---------- Data section ----------
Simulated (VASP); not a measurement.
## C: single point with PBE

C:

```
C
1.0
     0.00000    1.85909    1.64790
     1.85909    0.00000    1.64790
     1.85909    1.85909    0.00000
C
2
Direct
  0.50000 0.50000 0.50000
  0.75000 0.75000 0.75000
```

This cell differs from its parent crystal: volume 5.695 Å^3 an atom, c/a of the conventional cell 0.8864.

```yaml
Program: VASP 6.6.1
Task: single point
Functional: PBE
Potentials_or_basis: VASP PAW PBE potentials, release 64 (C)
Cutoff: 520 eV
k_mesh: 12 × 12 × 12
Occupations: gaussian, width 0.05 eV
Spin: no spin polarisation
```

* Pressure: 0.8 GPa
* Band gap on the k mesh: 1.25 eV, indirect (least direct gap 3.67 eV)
----------

● **Exercise**: None of the records may be skipped; each is to be repeated exactly.

● **Written answer**:
Simulated (VASP); not a measurement.
## C: single point with PBE

C:

```
C
1.0
     0.00000    1.85909    1.64790
     1.85909    0.00000    1.64790
     1.85909    1.85909    0.00000
C
2
Direct
  0.50000 0.50000 0.50000
  0.75000 0.75000 0.75000
```

This cell differs from its parent crystal: volume 5.695 Å^3 an atom, c/a of the conventional cell 0.8864.

```yaml
Program: VASP 6.6.1
Task: single point
Functional: PBE
Potentials_or_basis: VASP PAW PBE potentials, release 64 (C)
Cutoff: 520 eV
k_mesh: 12 × 12 × 12
Occupations: gaussian, width 0.05 eV
Spin: no spin polarisation
```

* Pressure: 0.8 GPa
* Band gap on the k mesh: 1.25 eV, indirect (least direct gap 3.67 eV)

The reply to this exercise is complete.